Assigned task | This exercise calls for an exact copy of the listing below.

_ _ _ _
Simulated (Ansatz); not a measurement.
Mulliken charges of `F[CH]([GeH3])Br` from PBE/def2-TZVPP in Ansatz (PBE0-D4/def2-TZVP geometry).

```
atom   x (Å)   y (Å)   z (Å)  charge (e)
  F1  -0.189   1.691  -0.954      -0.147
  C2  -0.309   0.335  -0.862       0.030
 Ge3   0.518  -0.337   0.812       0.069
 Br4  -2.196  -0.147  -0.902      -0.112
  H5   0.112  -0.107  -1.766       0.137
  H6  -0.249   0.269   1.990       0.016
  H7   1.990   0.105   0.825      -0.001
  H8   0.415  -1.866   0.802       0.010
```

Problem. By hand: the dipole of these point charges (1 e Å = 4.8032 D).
_ _ _ _

Response box |
Simulated (Ansatz); not a measurement.
Mulliken charges of `F[CH]([GeH3])Br` from PBE/def2-TZVPP in Ansatz (PBE0-D4/def2-TZVP geometry).

```
atom   x (Å)   y (Å)   z (Å)  charge (e)
  F1  -0.189   1.691  -0.954      -0.147
  C2  -0.309   0.335  -0.862       0.030
 Ge3   0.518  -0.337   0.812       0.069
 Br4  -2.196  -0.147  -0.902      -0.112
  H5   0.112  -0.107  -1.766       0.137
  H6  -0.249   0.269   1.990       0.016
  H7   1.990   0.105   0.825      -0.001
  H8   0.415  -1.866   0.802       0.010
```

Problem. By hand: the dipole of these point charges (1 e Å = 4.8032 D).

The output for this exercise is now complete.